*** Begin section ***

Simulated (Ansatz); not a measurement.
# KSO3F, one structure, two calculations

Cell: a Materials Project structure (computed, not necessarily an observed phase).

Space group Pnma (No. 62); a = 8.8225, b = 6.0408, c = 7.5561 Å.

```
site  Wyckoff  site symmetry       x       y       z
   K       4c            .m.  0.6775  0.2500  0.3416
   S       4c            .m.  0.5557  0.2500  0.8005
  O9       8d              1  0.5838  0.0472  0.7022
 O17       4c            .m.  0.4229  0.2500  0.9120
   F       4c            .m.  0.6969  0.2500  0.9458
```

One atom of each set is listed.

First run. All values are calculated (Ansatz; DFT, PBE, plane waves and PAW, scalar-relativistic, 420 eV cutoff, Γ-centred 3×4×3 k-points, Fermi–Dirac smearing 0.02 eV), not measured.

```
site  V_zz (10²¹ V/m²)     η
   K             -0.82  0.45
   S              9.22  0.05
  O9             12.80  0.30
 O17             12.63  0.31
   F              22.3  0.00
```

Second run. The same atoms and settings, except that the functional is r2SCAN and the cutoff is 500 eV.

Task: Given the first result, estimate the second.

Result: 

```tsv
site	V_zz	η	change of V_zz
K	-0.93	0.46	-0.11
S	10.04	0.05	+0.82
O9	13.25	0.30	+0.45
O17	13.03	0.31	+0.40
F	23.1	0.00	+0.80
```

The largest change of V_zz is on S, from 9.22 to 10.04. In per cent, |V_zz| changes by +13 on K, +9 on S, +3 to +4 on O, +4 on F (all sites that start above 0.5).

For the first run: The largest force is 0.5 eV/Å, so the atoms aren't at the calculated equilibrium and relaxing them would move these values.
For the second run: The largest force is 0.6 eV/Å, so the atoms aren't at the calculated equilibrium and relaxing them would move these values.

*** End section ***

WORK REQUEST:
The lines above should be duplicated exactly.

WRITTEN SOLUTION:
Simulated (Ansatz); not a measurement.
# KSO3F, one structure, two calculations

Cell: a Materials Project structure (computed, not necessarily an observed phase).

Space group Pnma (No. 62); a = 8.8225, b = 6.0408, c = 7.5561 Å.

```
site  Wyckoff  site symmetry       x       y       z
   K       4c            .m.  0.6775  0.2500  0.3416
   S       4c            .m.  0.5557  0.2500  0.8005
  O9       8d              1  0.5838  0.0472  0.7022
 O17       4c            .m.  0.4229  0.2500  0.9120
   F       4c            .m.  0.6969  0.2500  0.9458
```

One atom of each set is listed.

First run. All values are calculated (Ansatz; DFT, PBE, plane waves and PAW, scalar-relativistic, 420 eV cutoff, Γ-centred 3×4×3 k-points, Fermi–Dirac smearing 0.02 eV), not measured.

```
site  V_zz (10²¹ V/m²)     η
   K             -0.82  0.45
   S              9.22  0.05
  O9             12.80  0.30
 O17             12.63  0.31
   F              22.3  0.00
```

Second run. The same atoms and settings, except that the functional is r2SCAN and the cutoff is 500 eV.

Task: Given the first result, estimate the second.

Result: 

```tsv
site	V_zz	η	change of V_zz
K	-0.93	0.46	-0.11
S	10.04	0.05	+0.82
O9	13.25	0.30	+0.45
O17	13.03	0.31	+0.40
F	23.1	0.00	+0.80
```

The largest change of V_zz is on S, from 9.22 to 10.04. In per cent, |V_zz| changes by +13 on K, +9 on S, +3 to +4 on O, +4 on F (all sites that start above 0.5).

For the first run: The largest force is 0.5 eV/Å, so the atoms aren't at the calculated equilibrium and relaxing them would move these values.
For the second run: The largest force is 0.6 eV/Å, so the atoms aren't at the calculated equilibrium and relaxing them would move these values.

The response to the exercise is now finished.